• Extracted data:
::::::::

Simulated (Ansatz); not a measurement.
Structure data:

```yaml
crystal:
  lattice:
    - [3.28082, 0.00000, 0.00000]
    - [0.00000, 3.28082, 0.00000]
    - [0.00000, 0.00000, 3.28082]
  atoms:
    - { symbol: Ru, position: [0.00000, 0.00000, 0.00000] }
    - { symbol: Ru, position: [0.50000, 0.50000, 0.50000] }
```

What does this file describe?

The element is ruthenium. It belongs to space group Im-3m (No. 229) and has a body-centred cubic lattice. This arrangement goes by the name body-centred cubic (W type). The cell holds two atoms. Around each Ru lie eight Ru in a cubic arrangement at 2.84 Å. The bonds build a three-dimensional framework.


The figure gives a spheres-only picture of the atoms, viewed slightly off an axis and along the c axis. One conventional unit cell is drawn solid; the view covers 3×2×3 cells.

::::::::

• Required action: The full data must appear again, retyped in every detail.

• Expected answer:
Simulated (Ansatz); not a measurement.
Structure data:

```yaml
crystal:
  lattice:
    - [3.28082, 0.00000, 0.00000]
    - [0.00000, 3.28082, 0.00000]
    - [0.00000, 0.00000, 3.28082]
  atoms:
    - { symbol: Ru, position: [0.00000, 0.00000, 0.00000] }
    - { symbol: Ru, position: [0.50000, 0.50000, 0.50000] }
```

What does this file describe?

The element is ruthenium. It belongs to space group Im-3m (No. 229) and has a body-centred cubic lattice. This arrangement goes by the name body-centred cubic (W type). The cell holds two atoms. Around each Ru lie eight Ru in a cubic arrangement at 2.84 Å. The bonds build a three-dimensional framework.


The figure gives a spheres-only picture of the atoms, viewed slightly off an axis and along the c axis. One conventional unit cell is drawn solid; the view covers 3×2×3 cells.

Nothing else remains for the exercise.